Work order - For this exercise, return exactly the lines of the material below that begin at the one with "Method: LDA; plane" and stop after the one with "### Step 1. The structure".

####
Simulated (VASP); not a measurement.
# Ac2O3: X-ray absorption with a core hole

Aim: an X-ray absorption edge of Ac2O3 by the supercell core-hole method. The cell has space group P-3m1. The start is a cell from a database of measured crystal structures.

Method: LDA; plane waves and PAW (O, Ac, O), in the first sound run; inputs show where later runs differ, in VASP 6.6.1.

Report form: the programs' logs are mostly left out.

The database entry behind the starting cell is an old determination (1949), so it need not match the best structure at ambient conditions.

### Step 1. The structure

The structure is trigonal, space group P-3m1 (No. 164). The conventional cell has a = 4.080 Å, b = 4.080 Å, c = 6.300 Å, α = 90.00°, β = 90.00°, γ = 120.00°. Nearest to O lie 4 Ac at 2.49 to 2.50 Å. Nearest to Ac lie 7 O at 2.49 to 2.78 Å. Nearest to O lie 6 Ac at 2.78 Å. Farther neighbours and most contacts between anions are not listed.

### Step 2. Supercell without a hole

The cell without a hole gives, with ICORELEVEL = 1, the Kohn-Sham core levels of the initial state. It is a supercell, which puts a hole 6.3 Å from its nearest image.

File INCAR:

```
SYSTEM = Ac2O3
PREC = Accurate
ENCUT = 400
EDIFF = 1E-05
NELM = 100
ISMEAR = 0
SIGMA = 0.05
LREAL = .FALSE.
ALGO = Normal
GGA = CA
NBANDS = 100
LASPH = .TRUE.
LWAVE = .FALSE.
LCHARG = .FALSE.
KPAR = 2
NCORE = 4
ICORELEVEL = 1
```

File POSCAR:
####

Answer section -
Method: LDA; plane waves and PAW (O, Ac, O), in the first sound run; inputs show where later runs differ, in VASP 6.6.1.

Report form: the programs' logs are mostly left out.

The database entry behind the starting cell is an old determination (1949), so it need not match the best structure at ambient conditions.

### Step 1. The structure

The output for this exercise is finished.